========================================

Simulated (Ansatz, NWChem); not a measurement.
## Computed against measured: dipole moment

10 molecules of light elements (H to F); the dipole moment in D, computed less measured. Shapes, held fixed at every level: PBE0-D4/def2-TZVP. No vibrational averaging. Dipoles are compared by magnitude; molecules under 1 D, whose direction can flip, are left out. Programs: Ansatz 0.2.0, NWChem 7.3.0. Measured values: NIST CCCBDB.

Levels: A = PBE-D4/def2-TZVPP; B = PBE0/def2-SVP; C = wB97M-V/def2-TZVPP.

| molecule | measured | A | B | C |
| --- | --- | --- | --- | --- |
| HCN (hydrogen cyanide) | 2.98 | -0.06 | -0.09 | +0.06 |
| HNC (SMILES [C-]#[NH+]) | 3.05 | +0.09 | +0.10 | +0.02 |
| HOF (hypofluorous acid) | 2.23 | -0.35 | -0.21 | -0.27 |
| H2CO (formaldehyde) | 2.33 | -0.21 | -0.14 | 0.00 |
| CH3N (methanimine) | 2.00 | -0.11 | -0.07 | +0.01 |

========================================

Assignment –
The first line of the entries above and every line after it, up to and including the line with "-0.14 | 0.00 |", should be set down exactly.

Exercise answer –
Simulated (Ansatz, NWChem); not a measurement.
## Computed against measured: dipole moment

10 molecules of light elements (H to F); the dipole moment in D, computed less measured. Shapes, held fixed at every level: PBE0-D4/def2-TZVP. No vibrational averaging. Dipoles are compared by magnitude; molecules under 1 D, whose direction can flip, are left out. Programs: Ansatz 0.2.0, NWChem 7.3.0. Measured values: NIST CCCBDB.

Levels: A = PBE-D4/def2-TZVPP; B = PBE0/def2-SVP; C = wB97M-V/def2-TZVPP.

| molecule | measured | A | B | C |
| --- | --- | --- | --- | --- |
| HCN (hydrogen cyanide) | 2.98 | -0.06 | -0.09 | +0.06 |
| HNC (SMILES [C-]#[NH+]) | 3.05 | +0.09 | +0.10 | +0.02 |
| HOF (hypofluorous acid) | 2.23 | -0.35 | -0.21 | -0.27 |
| H2CO (formaldehyde) | 2.33 | -0.21 | -0.14 | 0.00 |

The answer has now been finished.